- - -
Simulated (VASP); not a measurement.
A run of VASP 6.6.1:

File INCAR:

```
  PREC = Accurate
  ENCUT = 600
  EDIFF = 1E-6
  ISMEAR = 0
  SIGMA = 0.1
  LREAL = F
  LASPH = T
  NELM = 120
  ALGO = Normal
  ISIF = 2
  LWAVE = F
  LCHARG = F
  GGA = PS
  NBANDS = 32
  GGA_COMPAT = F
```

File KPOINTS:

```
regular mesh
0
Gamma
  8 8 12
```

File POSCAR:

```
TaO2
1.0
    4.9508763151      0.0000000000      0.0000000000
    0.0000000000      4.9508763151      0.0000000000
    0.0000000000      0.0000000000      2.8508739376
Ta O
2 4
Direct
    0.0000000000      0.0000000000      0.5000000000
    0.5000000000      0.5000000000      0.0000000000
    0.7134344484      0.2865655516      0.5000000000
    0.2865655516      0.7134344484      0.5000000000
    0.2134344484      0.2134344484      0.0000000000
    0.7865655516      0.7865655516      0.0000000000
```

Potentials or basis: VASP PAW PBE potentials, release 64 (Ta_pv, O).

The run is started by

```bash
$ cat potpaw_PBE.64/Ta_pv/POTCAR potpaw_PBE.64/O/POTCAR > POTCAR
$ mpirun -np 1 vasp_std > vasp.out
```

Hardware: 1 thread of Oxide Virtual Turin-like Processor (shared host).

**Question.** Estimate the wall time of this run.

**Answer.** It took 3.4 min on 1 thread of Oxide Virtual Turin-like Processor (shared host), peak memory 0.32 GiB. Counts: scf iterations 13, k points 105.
- - -

> [TASK ITEM]: Reproduce, character for character, only the lines of the preceding data that start at the line with "The run is started by" and end at the line with "of this run.", both included.

> [ANSWER BOX]:
The run is started by

```bash
$ cat potpaw_PBE.64/Ta_pv/POTCAR potpaw_PBE.64/O/POTCAR > POTCAR
$ mpirun -np 1 vasp_std > vasp.out
```

Hardware: 1 thread of Oxide Virtual Turin-like Processor (shared host).

**Question.** Estimate the wall time of this run.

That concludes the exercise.